▸ ASSIGNED TASK
Your answer should be the lines below from the one holding "Result: Stress of" through the one holding "Stability against distortions", copied exactly and with nothing else.

▸ EXCERPTED DATA
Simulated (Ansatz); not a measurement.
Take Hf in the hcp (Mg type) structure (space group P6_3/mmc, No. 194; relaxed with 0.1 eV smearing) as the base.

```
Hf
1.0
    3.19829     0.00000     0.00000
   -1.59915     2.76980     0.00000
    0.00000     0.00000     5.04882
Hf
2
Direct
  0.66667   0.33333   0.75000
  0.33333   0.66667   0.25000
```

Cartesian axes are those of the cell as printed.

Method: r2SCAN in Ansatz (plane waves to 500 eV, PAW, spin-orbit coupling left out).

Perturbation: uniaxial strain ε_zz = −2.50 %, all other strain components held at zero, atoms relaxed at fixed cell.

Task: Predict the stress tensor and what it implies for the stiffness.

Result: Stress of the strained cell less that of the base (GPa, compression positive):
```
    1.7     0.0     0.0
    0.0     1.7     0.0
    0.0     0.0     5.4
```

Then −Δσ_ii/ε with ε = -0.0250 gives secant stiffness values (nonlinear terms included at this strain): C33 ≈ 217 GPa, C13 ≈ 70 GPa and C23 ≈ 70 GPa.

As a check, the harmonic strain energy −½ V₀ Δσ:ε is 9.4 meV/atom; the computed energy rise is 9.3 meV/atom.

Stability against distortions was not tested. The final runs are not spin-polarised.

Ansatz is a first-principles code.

▸ WRITTEN ANSWER
Result: Stress of the strained cell less that of the base (GPa, compression positive):
```
    1.7     0.0     0.0
    0.0     1.7     0.0
    0.0     0.0     5.4
```

Then −Δσ_ii/ε with ε = -0.0250 gives secant stiffness values (nonlinear terms included at this strain): C33 ≈ 217 GPa, C13 ≈ 70 GPa and C23 ≈ 70 GPa.

As a check, the harmonic strain energy −½ V₀ Δσ:ε is 9.4 meV/atom; the computed energy rise is 9.3 meV/atom.

Stability against distortions was not tested. The final runs are not spin-polarised.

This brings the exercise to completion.